## Activity
Quote the entries below from the line with "Band structure of" through the line with "Method: PBE, all-electron", both ends included, and only those lines.

★ ★ ★

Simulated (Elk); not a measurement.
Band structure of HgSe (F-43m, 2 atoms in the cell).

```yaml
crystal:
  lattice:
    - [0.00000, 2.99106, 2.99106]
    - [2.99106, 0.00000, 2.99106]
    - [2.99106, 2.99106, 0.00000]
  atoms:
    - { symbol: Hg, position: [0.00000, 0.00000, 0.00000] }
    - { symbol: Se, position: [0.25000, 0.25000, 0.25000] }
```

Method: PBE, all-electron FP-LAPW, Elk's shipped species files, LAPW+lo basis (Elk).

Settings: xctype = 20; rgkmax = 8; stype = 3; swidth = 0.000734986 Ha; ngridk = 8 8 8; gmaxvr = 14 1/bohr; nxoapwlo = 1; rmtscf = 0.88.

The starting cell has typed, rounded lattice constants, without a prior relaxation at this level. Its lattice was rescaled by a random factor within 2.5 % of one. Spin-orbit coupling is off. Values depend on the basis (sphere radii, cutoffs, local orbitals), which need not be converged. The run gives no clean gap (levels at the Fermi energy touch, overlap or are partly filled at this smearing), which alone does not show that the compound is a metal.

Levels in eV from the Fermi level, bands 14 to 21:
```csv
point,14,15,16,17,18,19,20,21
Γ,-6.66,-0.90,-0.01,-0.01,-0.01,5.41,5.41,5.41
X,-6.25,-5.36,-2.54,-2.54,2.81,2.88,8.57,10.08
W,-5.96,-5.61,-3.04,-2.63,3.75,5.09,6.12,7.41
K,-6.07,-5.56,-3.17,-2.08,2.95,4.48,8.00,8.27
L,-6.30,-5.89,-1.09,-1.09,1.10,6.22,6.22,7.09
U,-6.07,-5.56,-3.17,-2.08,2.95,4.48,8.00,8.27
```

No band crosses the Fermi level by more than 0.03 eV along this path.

★ ★ ★

## Answer area
Band structure of HgSe (F-43m, 2 atoms in the cell).

```yaml
crystal:
  lattice:
    - [0.00000, 2.99106, 2.99106]
    - [2.99106, 0.00000, 2.99106]
    - [2.99106, 2.99106, 0.00000]
  atoms:
    - { symbol: Hg, position: [0.00000, 0.00000, 0.00000] }
    - { symbol: Se, position: [0.25000, 0.25000, 0.25000] }
```

Method: PBE, all-electron FP-LAPW, Elk's shipped species files, LAPW+lo basis (Elk).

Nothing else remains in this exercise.